▶ EXTRACTED RECORDS
============================================================

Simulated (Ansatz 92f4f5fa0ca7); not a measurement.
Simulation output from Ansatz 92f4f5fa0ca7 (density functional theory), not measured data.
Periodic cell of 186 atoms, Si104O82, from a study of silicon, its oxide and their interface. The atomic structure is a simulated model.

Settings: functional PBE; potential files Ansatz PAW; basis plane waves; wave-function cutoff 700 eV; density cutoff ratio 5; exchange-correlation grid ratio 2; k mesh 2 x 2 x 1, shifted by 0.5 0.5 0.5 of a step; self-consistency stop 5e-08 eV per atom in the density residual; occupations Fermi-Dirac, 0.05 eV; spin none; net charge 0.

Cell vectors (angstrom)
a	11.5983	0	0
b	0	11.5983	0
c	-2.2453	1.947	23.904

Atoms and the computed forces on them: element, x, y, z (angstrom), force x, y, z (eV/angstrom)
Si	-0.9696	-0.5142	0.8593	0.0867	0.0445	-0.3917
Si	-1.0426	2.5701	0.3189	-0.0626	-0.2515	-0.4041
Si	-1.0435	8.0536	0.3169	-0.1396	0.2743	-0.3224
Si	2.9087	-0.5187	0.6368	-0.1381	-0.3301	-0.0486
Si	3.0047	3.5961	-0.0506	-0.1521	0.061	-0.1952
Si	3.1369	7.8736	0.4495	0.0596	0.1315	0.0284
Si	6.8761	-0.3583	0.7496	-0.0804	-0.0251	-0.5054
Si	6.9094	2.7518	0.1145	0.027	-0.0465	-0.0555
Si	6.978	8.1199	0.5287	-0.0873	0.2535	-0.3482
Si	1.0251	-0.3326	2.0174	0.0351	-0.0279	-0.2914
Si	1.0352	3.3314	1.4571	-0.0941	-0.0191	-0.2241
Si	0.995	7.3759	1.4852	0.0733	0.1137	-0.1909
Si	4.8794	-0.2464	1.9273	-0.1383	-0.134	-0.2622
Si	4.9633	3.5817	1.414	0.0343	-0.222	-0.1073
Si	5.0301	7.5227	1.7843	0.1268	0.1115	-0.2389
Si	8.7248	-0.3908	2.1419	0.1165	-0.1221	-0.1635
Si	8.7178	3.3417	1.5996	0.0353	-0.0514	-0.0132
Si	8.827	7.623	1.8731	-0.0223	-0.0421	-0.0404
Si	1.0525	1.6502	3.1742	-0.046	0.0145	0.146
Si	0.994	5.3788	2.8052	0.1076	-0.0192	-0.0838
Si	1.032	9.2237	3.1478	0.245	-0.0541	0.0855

============================================================

What are the exact lines from the beginning of the material through the line containing "Periodic cell of"? Write out those lines alone.

▶ ANSWER AREA
Simulated (Ansatz 92f4f5fa0ca7); not a measurement.
Simulation output from Ansatz 92f4f5fa0ca7 (density functional theory), not measured data.
Periodic cell of 186 atoms, Si104O82, from a study of silicon, its oxide and their interface. The atomic structure is a simulated model.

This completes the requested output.